The expected answer holds every line from the first line of the data below through the line containing "Space group P4/nmm;", exactly as written, and no other line.

▸ **Records shown**:

↓

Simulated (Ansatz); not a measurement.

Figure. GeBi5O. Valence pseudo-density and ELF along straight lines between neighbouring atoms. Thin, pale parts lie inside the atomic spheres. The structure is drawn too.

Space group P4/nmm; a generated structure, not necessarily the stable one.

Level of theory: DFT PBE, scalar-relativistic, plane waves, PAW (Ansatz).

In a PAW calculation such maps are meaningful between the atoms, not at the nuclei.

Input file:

↑

▸ **Written answer**:
Simulated (Ansatz); not a measurement.

Figure. GeBi5O. Valence pseudo-density and ELF along straight lines between neighbouring atoms. Thin, pale parts lie inside the atomic spheres. The structure is drawn too.

Space group P4/nmm; a generated structure, not necessarily the stable one.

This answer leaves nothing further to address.